Copy out the listing that follows in its entirety, keeping it exactly the same.

[[ DATA FOR REVIEW, beginning ]]
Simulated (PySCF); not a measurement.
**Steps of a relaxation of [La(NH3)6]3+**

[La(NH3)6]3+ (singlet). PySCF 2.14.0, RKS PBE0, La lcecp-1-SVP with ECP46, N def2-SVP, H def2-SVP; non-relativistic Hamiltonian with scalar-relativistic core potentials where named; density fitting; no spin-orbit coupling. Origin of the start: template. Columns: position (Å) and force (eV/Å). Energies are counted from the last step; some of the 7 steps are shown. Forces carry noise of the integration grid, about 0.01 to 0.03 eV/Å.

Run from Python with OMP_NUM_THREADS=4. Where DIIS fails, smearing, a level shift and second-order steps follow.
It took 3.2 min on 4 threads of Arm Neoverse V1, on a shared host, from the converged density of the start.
[[ DATA FOR REVIEW, end ]]

◆ TASK SOLUTION:
Simulated (PySCF); not a measurement.
**Steps of a relaxation of [La(NH3)6]3+**

[La(NH3)6]3+ (singlet). PySCF 2.14.0, RKS PBE0, La lcecp-1-SVP with ECP46, N def2-SVP, H def2-SVP; non-relativistic Hamiltonian with scalar-relativistic core potentials where named; density fitting; no spin-orbit coupling. Origin of the start: template. Columns: position (Å) and force (eV/Å). Energies are counted from the last step; some of the 7 steps are shown. Forces carry noise of the integration grid, about 0.01 to 0.03 eV/Å.

Run from Python with OMP_NUM_THREADS=4. Where DIIS fails, smearing, a level shift and second-order steps follow.
It took 3.2 min on 4 threads of Arm Neoverse V1, on a shared host, from the converged density of the start.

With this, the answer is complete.